◆ Data supplied ◆
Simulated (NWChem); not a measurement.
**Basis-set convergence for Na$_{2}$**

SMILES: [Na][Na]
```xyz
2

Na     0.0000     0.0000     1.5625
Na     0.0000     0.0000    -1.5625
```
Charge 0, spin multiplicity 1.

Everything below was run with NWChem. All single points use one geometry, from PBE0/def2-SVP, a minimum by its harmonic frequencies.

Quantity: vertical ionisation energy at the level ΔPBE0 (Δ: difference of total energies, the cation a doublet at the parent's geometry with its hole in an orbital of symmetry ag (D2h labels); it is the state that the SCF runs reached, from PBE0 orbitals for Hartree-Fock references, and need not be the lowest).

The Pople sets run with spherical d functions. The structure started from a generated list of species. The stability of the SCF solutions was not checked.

◆ Action item ◆
A verbatim copy of the listing is to be returned in full.

◆ Response ◆
Simulated (NWChem); not a measurement.
**Basis-set convergence for Na$_{2}$**

SMILES: [Na][Na]
```xyz
2

Na     0.0000     0.0000     1.5625
Na     0.0000     0.0000    -1.5625
```
Charge 0, spin multiplicity 1.

Everything below was run with NWChem. All single points use one geometry, from PBE0/def2-SVP, a minimum by its harmonic frequencies.

Quantity: vertical ionisation energy at the level ΔPBE0 (Δ: difference of total energies, the cation a doublet at the parent's geometry with its hole in an orbital of symmetry ag (D2h labels); it is the state that the SCF runs reached, from PBE0 orbitals for Hartree-Fock references, and need not be the lowest).

The Pople sets run with spherical d functions. The structure started from a generated list of species. The stability of the SCF solutions was not checked.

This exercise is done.